◇ ◇ ◇ ◇ ◇

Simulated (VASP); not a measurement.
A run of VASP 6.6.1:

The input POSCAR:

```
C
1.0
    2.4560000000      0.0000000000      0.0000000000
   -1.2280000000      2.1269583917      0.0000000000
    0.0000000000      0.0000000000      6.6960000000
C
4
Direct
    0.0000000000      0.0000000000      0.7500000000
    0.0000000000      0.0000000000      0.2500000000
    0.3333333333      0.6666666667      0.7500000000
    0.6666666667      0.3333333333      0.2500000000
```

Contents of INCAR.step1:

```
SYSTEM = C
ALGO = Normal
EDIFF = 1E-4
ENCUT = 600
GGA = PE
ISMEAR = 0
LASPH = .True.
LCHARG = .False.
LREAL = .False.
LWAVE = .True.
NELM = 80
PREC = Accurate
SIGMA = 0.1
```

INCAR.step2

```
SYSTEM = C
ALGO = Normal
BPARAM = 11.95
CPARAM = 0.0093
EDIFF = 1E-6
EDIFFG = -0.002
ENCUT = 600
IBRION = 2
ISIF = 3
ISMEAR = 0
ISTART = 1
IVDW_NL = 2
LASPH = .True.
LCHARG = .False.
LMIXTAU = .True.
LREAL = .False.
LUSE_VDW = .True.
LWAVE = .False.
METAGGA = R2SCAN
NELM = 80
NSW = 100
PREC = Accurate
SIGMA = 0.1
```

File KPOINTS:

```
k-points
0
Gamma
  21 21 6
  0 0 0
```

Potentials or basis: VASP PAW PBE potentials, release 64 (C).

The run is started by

◇ ◇ ◇ ◇ ◇

» **Action item**
Line by line, restate the data exactly.

» **Exercise response**
Simulated (VASP); not a measurement.
A run of VASP 6.6.1:

The input POSCAR:

```
C
1.0
    2.4560000000      0.0000000000      0.0000000000
   -1.2280000000      2.1269583917      0.0000000000
    0.0000000000      0.0000000000      6.6960000000
C
4
Direct
    0.0000000000      0.0000000000      0.7500000000
    0.0000000000      0.0000000000      0.2500000000
    0.3333333333      0.6666666667      0.7500000000
    0.6666666667      0.3333333333      0.2500000000
```

Contents of INCAR.step1:

```
SYSTEM = C
ALGO = Normal
EDIFF = 1E-4
ENCUT = 600
GGA = PE
ISMEAR = 0
LASPH = .True.
LCHARG = .False.
LREAL = .False.
LWAVE = .True.
NELM = 80
PREC = Accurate
SIGMA = 0.1
```

INCAR.step2

```
SYSTEM = C
ALGO = Normal
BPARAM = 11.95
CPARAM = 0.0093
EDIFF = 1E-6
EDIFFG = -0.002
ENCUT = 600
IBRION = 2
ISIF = 3
ISMEAR = 0
ISTART = 1
IVDW_NL = 2
LASPH = .True.
LCHARG = .False.
LMIXTAU = .True.
LREAL = .False.
LUSE_VDW = .True.
LWAVE = .False.
METAGGA = R2SCAN
NELM = 80
NSW = 100
PREC = Accurate
SIGMA = 0.1
```

File KPOINTS:

```
k-points
0
Gamma
  21 21 6
  0 0 0
```

Potentials or basis: VASP PAW PBE potentials, release 64 (C).

The run is started by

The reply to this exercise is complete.